··········

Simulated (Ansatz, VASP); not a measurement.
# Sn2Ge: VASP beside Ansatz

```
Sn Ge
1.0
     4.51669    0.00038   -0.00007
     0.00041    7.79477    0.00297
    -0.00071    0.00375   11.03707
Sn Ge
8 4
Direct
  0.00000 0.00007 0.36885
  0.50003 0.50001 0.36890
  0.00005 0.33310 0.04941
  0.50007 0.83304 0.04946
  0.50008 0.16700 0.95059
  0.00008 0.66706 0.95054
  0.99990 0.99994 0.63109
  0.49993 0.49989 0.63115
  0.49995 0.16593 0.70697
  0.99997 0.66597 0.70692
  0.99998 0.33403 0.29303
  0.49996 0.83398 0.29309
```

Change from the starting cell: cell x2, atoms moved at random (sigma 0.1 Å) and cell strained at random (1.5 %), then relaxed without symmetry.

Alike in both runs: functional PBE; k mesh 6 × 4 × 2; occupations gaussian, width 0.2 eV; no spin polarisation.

··········

*Task item*
Each of the lines above should be printed again precisely as it reads.

*Exercise solution*
Simulated (Ansatz, VASP); not a measurement.
# Sn2Ge: VASP beside Ansatz

```
Sn Ge
1.0
     4.51669    0.00038   -0.00007
     0.00041    7.79477    0.00297
    -0.00071    0.00375   11.03707
Sn Ge
8 4
Direct
  0.00000 0.00007 0.36885
  0.50003 0.50001 0.36890
  0.00005 0.33310 0.04941
  0.50007 0.83304 0.04946
  0.50008 0.16700 0.95059
  0.00008 0.66706 0.95054
  0.99990 0.99994 0.63109
  0.49993 0.49989 0.63115
  0.49995 0.16593 0.70697
  0.99997 0.66597 0.70692
  0.99998 0.33403 0.29303
  0.49996 0.83398 0.29309
```

Change from the starting cell: cell x2, atoms moved at random (sigma 0.1 Å) and cell strained at random (1.5 %), then relaxed without symmetry.

Alike in both runs: functional PBE; k mesh 6 × 4 × 2; occupations gaussian, width 0.2 eV; no spin polarisation.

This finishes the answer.